▸ **INFORMATION**:
+++
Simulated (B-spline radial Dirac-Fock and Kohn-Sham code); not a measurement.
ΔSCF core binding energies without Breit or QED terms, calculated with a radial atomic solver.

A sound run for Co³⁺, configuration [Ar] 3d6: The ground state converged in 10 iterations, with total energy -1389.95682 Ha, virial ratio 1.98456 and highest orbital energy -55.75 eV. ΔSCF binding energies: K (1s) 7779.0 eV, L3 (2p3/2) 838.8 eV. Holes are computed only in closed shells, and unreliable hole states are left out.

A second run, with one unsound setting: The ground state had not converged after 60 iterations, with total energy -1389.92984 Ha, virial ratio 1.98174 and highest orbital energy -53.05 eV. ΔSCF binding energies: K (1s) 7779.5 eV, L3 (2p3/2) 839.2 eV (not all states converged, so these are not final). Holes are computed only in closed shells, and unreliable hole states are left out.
+++

▸ **BRIEF**: The full set of entries above needs to be restated word for word.

▸ **EXERCISE RESPONSE**:
Simulated (B-spline radial Dirac-Fock and Kohn-Sham code); not a measurement.
ΔSCF core binding energies without Breit or QED terms, calculated with a radial atomic solver.

A sound run for Co³⁺, configuration [Ar] 3d6: The ground state converged in 10 iterations, with total energy -1389.95682 Ha, virial ratio 1.98456 and highest orbital energy -55.75 eV. ΔSCF binding energies: K (1s) 7779.0 eV, L3 (2p3/2) 838.8 eV. Holes are computed only in closed shells, and unreliable hole states are left out.

A second run, with one unsound setting: The ground state had not converged after 60 iterations, with total energy -1389.92984 Ha, virial ratio 1.98174 and highest orbital energy -53.05 eV. ΔSCF binding energies: K (1s) 7779.5 eV, L3 (2p3/2) 839.2 eV (not all states converged, so these are not final). Holes are computed only in closed shells, and unreliable hole states are left out.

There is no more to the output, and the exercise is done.